________________________________________

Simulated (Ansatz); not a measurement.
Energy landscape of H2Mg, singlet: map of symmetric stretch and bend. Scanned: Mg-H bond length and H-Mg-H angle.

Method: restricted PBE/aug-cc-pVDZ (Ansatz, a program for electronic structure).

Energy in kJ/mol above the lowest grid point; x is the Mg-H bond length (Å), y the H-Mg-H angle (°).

________________________________________

▸ **TASK ITEM**
In full and word for word, give the listing above again.

▸ **EXERCISE OUTPUT**
Simulated (Ansatz); not a measurement.
Energy landscape of H2Mg, singlet: map of symmetric stretch and bend. Scanned: Mg-H bond length and H-Mg-H angle.

Method: restricted PBE/aug-cc-pVDZ (Ansatz, a program for electronic structure).

Energy in kJ/mol above the lowest grid point; x is the Mg-H bond length (Å), y the H-Mg-H angle (°).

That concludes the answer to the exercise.